Work instruction -
Lines from the top of the entries down to the line with "POTCAR, in this" must be set down exactly as they stand, with both ends retained.

============================================================

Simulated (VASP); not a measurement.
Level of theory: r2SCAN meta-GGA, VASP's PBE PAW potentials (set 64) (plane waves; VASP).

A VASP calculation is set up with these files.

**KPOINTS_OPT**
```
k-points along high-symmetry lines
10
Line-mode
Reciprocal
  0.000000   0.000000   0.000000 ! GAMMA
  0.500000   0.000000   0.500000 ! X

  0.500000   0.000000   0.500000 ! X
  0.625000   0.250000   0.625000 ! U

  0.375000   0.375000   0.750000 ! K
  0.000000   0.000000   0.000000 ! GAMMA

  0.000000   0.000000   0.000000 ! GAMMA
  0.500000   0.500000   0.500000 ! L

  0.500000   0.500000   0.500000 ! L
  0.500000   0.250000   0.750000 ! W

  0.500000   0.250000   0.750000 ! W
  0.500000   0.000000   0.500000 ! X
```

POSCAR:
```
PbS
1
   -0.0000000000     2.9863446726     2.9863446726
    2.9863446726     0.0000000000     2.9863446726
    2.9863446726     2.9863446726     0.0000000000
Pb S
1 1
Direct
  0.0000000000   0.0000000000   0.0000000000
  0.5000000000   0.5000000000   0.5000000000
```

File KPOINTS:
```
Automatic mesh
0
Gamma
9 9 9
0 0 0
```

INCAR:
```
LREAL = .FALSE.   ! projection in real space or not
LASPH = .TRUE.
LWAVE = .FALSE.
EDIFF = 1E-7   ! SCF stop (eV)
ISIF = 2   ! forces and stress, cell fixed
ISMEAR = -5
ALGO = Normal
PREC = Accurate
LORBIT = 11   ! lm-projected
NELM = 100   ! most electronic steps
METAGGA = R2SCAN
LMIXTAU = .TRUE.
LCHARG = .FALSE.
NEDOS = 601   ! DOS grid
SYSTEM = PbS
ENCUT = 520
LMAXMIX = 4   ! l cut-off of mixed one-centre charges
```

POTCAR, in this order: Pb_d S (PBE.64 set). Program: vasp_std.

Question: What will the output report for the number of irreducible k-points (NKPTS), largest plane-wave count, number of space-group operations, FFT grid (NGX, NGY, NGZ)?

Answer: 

============================================================

Your solution -
Simulated (VASP); not a measurement.
Level of theory: r2SCAN meta-GGA, VASP's PBE PAW potentials (set 64) (plane waves; VASP).

A VASP calculation is set up with these files.

**KPOINTS_OPT**
```
k-points along high-symmetry lines
10
Line-mode
Reciprocal
  0.000000   0.000000   0.000000 ! GAMMA
  0.500000   0.000000   0.500000 ! X

  0.500000   0.000000   0.500000 ! X
  0.625000   0.250000   0.625000 ! U

  0.375000   0.375000   0.750000 ! K
  0.000000   0.000000   0.000000 ! GAMMA

  0.000000   0.000000   0.000000 ! GAMMA
  0.500000   0.500000   0.500000 ! L

  0.500000   0.500000   0.500000 ! L
  0.500000   0.250000   0.750000 ! W

  0.500000   0.250000   0.750000 ! W
  0.500000   0.000000   0.500000 ! X
```

POSCAR:
```
PbS
1
   -0.0000000000     2.9863446726     2.9863446726
    2.9863446726     0.0000000000     2.9863446726
    2.9863446726     2.9863446726     0.0000000000
Pb S
1 1
Direct
  0.0000000000   0.0000000000   0.0000000000
  0.5000000000   0.5000000000   0.5000000000
```

File KPOINTS:
```
Automatic mesh
0
Gamma
9 9 9
0 0 0
```

INCAR:
```
LREAL = .FALSE.   ! projection in real space or not
LASPH = .TRUE.
LWAVE = .FALSE.
EDIFF = 1E-7   ! SCF stop (eV)
ISIF = 2   ! forces and stress, cell fixed
ISMEAR = -5
ALGO = Normal
PREC = Accurate
LORBIT = 11   ! lm-projected
NELM = 100   ! most electronic steps
METAGGA = R2SCAN
LMIXTAU = .TRUE.
LCHARG = .FALSE.
NEDOS = 601   ! DOS grid
SYSTEM = PbS
ENCUT = 520
LMAXMIX = 4   ! l cut-off of mixed one-centre charges
```

POTCAR, in this order: Pb_d S (PBE.64 set). Program: vasp_std.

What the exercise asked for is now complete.